»»
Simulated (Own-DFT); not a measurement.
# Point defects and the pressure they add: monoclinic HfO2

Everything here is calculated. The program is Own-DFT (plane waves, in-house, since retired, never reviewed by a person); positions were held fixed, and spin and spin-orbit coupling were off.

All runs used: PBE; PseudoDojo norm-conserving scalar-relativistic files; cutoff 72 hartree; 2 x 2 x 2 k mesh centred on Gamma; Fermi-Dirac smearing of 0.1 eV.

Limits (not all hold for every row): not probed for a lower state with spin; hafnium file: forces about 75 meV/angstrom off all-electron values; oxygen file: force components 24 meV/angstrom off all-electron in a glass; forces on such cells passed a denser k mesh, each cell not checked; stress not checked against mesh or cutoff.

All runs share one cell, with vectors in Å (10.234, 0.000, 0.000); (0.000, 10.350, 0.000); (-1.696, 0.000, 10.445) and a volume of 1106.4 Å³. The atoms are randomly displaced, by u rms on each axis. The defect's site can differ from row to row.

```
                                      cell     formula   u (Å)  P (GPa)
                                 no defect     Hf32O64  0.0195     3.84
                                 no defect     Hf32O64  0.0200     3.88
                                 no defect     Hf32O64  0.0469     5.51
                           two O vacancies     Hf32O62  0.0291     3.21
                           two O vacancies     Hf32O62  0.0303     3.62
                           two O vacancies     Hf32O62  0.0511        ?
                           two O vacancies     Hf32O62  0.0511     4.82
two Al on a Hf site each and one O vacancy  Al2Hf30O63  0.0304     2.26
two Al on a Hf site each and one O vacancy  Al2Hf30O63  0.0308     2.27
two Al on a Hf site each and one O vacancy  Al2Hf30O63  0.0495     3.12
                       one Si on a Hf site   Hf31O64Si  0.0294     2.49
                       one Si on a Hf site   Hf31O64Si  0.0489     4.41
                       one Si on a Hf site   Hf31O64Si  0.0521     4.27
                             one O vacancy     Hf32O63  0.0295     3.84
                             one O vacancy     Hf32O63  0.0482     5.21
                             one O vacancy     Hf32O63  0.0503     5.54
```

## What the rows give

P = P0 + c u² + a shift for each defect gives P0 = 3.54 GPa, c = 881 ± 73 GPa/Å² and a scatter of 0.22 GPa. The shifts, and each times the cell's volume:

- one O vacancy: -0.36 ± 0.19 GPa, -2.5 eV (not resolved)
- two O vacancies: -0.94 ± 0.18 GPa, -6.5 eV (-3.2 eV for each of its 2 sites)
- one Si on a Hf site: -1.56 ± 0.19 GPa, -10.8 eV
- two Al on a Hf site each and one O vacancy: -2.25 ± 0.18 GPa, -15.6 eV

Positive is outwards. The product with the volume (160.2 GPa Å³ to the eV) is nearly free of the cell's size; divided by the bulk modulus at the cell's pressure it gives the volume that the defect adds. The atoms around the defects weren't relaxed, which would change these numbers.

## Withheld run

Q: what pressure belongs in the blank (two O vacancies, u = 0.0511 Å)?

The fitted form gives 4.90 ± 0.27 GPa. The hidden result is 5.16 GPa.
««

## EXERCISE
Copy out precisely the lines from the line with "# Point defects" to the line with "Limits (not all" in the material above, including those two lines and omitting all the rest.

## WORKED SOLUTION
# Point defects and the pressure they add: monoclinic HfO2

Everything here is calculated. The program is Own-DFT (plane waves, in-house, since retired, never reviewed by a person); positions were held fixed, and spin and spin-orbit coupling were off.

All runs used: PBE; PseudoDojo norm-conserving scalar-relativistic files; cutoff 72 hartree; 2 x 2 x 2 k mesh centred on Gamma; Fermi-Dirac smearing of 0.1 eV.

Limits (not all hold for every row): not probed for a lower state with spin; hafnium file: forces about 75 meV/angstrom off all-electron values; oxygen file: force components 24 meV/angstrom off all-electron in a glass; forces on such cells passed a denser k mesh, each cell not checked; stress not checked against mesh or cutoff.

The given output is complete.